*** Records provided Section Begins ***
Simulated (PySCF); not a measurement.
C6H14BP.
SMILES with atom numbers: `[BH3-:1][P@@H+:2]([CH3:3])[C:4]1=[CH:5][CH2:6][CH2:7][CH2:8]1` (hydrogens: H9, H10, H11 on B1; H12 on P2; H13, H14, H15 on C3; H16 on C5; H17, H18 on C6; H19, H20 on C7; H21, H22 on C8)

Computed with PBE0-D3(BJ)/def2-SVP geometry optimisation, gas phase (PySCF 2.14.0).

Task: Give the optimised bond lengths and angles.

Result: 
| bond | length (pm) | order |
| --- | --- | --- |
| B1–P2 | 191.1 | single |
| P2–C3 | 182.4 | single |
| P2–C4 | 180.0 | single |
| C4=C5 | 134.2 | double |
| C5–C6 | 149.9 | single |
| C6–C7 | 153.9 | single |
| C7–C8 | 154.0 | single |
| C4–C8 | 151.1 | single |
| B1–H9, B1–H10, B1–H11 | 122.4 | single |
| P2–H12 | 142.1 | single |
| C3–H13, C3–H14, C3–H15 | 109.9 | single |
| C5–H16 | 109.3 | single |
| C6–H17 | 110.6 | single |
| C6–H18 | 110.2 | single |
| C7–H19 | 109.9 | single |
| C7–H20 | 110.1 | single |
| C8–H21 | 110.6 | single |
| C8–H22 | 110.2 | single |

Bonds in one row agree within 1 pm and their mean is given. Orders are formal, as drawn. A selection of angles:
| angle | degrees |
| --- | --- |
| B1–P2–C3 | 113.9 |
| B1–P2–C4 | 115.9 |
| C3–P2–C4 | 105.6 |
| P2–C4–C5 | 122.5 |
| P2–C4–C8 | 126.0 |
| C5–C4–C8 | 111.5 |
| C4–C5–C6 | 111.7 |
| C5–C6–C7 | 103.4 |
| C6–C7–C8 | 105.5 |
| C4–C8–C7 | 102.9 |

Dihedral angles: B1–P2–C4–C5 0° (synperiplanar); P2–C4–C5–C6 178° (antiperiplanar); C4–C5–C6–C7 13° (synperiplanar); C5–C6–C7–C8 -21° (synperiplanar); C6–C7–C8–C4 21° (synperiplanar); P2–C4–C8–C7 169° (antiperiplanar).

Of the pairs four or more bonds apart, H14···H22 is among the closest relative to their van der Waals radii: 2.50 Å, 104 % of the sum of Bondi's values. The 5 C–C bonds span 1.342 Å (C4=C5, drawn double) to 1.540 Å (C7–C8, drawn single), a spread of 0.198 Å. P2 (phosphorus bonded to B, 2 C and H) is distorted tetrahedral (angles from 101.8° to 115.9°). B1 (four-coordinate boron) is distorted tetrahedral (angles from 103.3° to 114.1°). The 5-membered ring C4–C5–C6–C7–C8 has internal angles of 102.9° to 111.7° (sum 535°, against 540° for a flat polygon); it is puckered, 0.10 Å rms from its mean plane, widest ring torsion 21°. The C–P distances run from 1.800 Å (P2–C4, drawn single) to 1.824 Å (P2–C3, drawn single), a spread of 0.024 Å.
*** Records provided Section Ends ***

Could you write out, exactly as they stand, only the lines above that begin at the line with "C5–C6–C7 | 103.4 |" and stop after the line with "Dihedral angles: B1–P2–C4–C5"?

| C5–C6–C7 | 103.4 |
| C6–C7–C8 | 105.5 |
| C4–C8–C7 | 102.9 |

Dihedral angles: B1–P2–C4–C5 0° (synperiplanar); P2–C4–C5–C6 178° (antiperiplanar); C4–C5–C6–C7 13° (synperiplanar); C5–C6–C7–C8 -21° (synperiplanar); C6–C7–C8–C4 21° (synperiplanar); P2–C4–C8–C7 169° (antiperiplanar).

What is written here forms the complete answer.